ASSIGNED TASK -> With both ends included, transcribe exactly the records below from their first line to the line that contains "Each species at".

◆ ◆ ◆ ◆

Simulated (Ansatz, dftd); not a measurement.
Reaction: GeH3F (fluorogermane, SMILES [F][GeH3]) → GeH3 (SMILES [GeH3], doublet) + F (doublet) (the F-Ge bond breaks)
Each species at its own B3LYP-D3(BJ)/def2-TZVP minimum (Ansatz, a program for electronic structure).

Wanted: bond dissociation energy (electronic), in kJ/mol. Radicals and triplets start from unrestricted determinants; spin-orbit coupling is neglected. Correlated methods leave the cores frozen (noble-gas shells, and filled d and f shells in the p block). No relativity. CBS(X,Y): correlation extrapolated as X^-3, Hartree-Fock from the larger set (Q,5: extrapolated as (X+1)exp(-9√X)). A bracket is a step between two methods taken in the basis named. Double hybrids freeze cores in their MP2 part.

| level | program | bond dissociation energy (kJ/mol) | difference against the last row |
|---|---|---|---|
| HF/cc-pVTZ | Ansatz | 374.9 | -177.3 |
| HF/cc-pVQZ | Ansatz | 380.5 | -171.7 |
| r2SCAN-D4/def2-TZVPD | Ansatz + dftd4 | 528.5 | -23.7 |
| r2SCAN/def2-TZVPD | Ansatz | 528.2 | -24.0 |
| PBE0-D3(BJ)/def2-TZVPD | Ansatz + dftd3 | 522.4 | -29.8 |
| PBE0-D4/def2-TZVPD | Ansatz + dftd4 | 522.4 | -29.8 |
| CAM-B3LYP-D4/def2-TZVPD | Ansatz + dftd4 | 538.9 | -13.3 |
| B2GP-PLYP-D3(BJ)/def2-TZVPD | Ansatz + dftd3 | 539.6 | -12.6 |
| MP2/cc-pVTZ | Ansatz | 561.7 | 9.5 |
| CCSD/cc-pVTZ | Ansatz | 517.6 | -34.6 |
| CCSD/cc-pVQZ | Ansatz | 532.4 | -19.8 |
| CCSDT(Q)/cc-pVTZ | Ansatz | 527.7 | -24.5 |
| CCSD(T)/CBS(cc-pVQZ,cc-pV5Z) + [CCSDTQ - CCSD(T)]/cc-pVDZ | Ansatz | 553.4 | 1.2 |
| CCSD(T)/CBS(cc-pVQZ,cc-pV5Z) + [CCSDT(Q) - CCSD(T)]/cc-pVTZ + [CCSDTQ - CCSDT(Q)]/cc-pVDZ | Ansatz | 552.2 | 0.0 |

◆ ◆ ◆ ◆

RESPONSE AREA ->
Simulated (Ansatz, dftd); not a measurement.
Reaction: GeH3F (fluorogermane, SMILES [F][GeH3]) → GeH3 (SMILES [GeH3], doublet) + F (doublet) (the F-Ge bond breaks)
Each species at its own B3LYP-D3(BJ)/def2-TZVP minimum (Ansatz, a program for electronic structure).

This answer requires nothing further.